§ Work order: Reproduce the entries below in full and without error.

*** Dataset ***

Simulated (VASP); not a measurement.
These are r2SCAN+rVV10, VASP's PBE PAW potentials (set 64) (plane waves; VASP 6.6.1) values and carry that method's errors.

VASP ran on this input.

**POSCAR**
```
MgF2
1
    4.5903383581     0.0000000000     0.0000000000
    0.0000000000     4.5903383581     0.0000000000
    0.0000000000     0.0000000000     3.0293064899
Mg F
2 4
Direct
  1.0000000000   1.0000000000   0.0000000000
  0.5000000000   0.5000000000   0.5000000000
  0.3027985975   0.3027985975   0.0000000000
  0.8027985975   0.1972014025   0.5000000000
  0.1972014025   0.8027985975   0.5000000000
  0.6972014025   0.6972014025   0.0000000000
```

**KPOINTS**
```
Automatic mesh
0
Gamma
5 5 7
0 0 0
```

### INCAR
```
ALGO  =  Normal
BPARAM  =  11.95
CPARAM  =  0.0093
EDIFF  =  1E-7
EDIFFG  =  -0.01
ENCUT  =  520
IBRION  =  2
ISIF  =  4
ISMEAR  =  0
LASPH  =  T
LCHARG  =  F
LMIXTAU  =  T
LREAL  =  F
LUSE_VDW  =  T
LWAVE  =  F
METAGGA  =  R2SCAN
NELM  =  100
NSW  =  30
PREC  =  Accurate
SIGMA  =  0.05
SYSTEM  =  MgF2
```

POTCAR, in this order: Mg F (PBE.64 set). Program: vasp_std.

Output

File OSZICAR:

*** End of Dataset ***

§ Task answer:
Simulated (VASP); not a measurement.
These are r2SCAN+rVV10, VASP's PBE PAW potentials (set 64) (plane waves; VASP 6.6.1) values and carry that method's errors.

VASP ran on this input.

**POSCAR**
```
MgF2
1
    4.5903383581     0.0000000000     0.0000000000
    0.0000000000     4.5903383581     0.0000000000
    0.0000000000     0.0000000000     3.0293064899
Mg F
2 4
Direct
  1.0000000000   1.0000000000   0.0000000000
  0.5000000000   0.5000000000   0.5000000000
  0.3027985975   0.3027985975   0.0000000000
  0.8027985975   0.1972014025   0.5000000000
  0.1972014025   0.8027985975   0.5000000000
  0.6972014025   0.6972014025   0.0000000000
```

**KPOINTS**
```
Automatic mesh
0
Gamma
5 5 7
0 0 0
```

### INCAR
```
ALGO  =  Normal
BPARAM  =  11.95
CPARAM  =  0.0093
EDIFF  =  1E-7
EDIFFG  =  -0.01
ENCUT  =  520
IBRION  =  2
ISIF  =  4
ISMEAR  =  0
LASPH  =  T
LCHARG  =  F
LMIXTAU  =  T
LREAL  =  F
LUSE_VDW  =  T
LWAVE  =  F
METAGGA  =  R2SCAN
NELM  =  100
NSW  =  30
PREC  =  Accurate
SIGMA  =  0.05
SYSTEM  =  MgF2
```

POTCAR, in this order: Mg F (PBE.64 set). Program: vasp_std.

Output

File OSZICAR:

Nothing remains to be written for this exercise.